→ EXTRACTED MATERIAL:
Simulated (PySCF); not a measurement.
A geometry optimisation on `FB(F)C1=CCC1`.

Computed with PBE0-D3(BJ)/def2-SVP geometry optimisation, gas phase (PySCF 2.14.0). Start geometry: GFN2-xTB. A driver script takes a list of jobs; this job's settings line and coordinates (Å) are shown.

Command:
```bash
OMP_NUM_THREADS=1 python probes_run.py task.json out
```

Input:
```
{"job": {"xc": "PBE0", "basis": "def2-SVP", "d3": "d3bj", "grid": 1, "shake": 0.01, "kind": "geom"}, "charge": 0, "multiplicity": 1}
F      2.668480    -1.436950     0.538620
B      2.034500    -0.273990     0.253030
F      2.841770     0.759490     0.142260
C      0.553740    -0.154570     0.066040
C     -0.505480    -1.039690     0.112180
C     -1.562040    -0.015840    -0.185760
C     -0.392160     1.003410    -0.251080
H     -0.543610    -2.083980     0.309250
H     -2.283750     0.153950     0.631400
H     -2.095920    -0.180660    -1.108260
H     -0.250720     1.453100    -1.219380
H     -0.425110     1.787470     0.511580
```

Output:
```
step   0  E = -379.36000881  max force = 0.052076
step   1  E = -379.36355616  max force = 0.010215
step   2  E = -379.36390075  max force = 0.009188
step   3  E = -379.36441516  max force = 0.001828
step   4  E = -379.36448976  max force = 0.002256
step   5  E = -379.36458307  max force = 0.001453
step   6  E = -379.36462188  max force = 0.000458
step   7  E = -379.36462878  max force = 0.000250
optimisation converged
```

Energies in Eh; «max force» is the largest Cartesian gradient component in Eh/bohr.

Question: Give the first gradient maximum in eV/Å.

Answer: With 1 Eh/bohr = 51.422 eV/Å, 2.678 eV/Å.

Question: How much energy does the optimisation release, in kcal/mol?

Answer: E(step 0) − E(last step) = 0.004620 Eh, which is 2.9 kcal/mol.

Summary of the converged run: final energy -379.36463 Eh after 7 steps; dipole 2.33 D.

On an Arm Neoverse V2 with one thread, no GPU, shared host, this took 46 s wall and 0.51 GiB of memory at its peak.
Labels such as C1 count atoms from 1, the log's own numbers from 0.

→ WORK INSTRUCTION: Each line from the top of the data, up to and including the line that contains "On an Arm Neoverse", should be set down exactly.

→ TASK SOLUTION:
Simulated (PySCF); not a measurement.
A geometry optimisation on `FB(F)C1=CCC1`.

Computed with PBE0-D3(BJ)/def2-SVP geometry optimisation, gas phase (PySCF 2.14.0). Start geometry: GFN2-xTB. A driver script takes a list of jobs; this job's settings line and coordinates (Å) are shown.

Command:
```bash
OMP_NUM_THREADS=1 python probes_run.py task.json out
```

Input:
```
{"job": {"xc": "PBE0", "basis": "def2-SVP", "d3": "d3bj", "grid": 1, "shake": 0.01, "kind": "geom"}, "charge": 0, "multiplicity": 1}
F      2.668480    -1.436950     0.538620
B      2.034500    -0.273990     0.253030
F      2.841770     0.759490     0.142260
C      0.553740    -0.154570     0.066040
C     -0.505480    -1.039690     0.112180
C     -1.562040    -0.015840    -0.185760
C     -0.392160     1.003410    -0.251080
H     -0.543610    -2.083980     0.309250
H     -2.283750     0.153950     0.631400
H     -2.095920    -0.180660    -1.108260
H     -0.250720     1.453100    -1.219380
H     -0.425110     1.787470     0.511580
```

Output:
```
step   0  E = -379.36000881  max force = 0.052076
step   1  E = -379.36355616  max force = 0.010215
step   2  E = -379.36390075  max force = 0.009188
step   3  E = -379.36441516  max force = 0.001828
step   4  E = -379.36448976  max force = 0.002256
step   5  E = -379.36458307  max force = 0.001453
step   6  E = -379.36462188  max force = 0.000458
step   7  E = -379.36462878  max force = 0.000250
optimisation converged
```

Energies in Eh; «max force» is the largest Cartesian gradient component in Eh/bohr.

Question: Give the first gradient maximum in eV/Å.

Answer: With 1 Eh/bohr = 51.422 eV/Å, 2.678 eV/Å.

Question: How much energy does the optimisation release, in kcal/mol?

Answer: E(step 0) − E(last step) = 0.004620 Eh, which is 2.9 kcal/mol.

Summary of the converged run: final energy -379.36463 Eh after 7 steps; dipole 2.33 D.

On an Arm Neoverse V2 with one thread, no GPU, shared host, this took 46 s wall and 0.51 GiB of memory at its peak.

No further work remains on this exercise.